§ **WORK INSTRUCTION**
The full listing below should be copied verbatim.

++++

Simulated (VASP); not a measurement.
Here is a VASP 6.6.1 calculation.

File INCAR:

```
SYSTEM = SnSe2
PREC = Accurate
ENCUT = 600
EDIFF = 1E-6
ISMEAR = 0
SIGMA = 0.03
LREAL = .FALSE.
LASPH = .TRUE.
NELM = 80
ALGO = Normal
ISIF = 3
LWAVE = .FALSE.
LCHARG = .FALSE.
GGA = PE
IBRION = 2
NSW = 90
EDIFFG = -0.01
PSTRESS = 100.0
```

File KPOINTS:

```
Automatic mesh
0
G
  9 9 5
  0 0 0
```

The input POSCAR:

++++

§ **YOUR RESPONSE**
Simulated (VASP); not a measurement.
Here is a VASP 6.6.1 calculation.

File INCAR:

```
SYSTEM = SnSe2
PREC = Accurate
ENCUT = 600
EDIFF = 1E-6
ISMEAR = 0
SIGMA = 0.03
LREAL = .FALSE.
LASPH = .TRUE.
NELM = 80
ALGO = Normal
ISIF = 3
LWAVE = .FALSE.
LCHARG = .FALSE.
GGA = PE
IBRION = 2
NSW = 90
EDIFFG = -0.01
PSTRESS = 100.0
```

File KPOINTS:

```
Automatic mesh
0
G
  9 9 5
  0 0 0
```

The input POSCAR:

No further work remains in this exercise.